## Assigned task
An exact retyping of every record is required.

## Dataset entries
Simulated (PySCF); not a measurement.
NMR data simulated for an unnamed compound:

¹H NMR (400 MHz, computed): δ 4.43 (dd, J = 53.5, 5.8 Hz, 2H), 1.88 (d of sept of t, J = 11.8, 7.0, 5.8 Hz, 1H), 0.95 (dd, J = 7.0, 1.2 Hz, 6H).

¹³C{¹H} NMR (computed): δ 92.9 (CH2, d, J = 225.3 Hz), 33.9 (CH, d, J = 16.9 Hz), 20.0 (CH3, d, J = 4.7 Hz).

## Exercise output
Simulated (PySCF); not a measurement.
NMR data simulated for an unnamed compound:

¹H NMR (400 MHz, computed): δ 4.43 (dd, J = 53.5, 5.8 Hz, 2H), 1.88 (d of sept of t, J = 11.8, 7.0, 5.8 Hz, 1H), 0.95 (dd, J = 7.0, 1.2 Hz, 6H).

¹³C{¹H} NMR (computed): δ 92.9 (CH2, d, J = 225.3 Hz), 33.9 (CH, d, J = 16.9 Hz), 20.0 (CH3, d, J = 4.7 Hz).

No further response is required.